**Work order**
Working from the records below, repeat exactly the lines starting at the line that contains "Atoms are numbered in this order, from 1." and ending at the line that contains "Computed with NWChem.", inclusive.

**Study material**
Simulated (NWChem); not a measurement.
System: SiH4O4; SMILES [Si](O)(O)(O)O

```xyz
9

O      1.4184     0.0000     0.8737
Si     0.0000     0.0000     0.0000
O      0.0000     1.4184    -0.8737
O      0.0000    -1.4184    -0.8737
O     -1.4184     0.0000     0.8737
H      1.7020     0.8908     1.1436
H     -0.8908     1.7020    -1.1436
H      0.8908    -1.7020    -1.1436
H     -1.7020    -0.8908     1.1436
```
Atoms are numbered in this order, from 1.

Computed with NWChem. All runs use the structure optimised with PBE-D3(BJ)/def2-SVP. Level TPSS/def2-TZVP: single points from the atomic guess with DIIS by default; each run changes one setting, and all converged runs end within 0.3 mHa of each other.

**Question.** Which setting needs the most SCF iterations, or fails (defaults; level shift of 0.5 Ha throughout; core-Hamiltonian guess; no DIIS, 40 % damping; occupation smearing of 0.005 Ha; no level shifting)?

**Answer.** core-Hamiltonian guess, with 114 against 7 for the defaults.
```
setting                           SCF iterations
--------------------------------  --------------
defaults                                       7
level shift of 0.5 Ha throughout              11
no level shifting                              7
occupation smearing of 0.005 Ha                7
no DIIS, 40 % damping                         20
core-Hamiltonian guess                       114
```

**Task answer**
Atoms are numbered in this order, from 1.

Computed with NWChem. All runs use the structure optimised with PBE-D3(BJ)/def2-SVP. Level TPSS/def2-TZVP: single points from the atomic guess with DIIS by default; each run changes one setting, and all converged runs end within 0.3 mHa of each other.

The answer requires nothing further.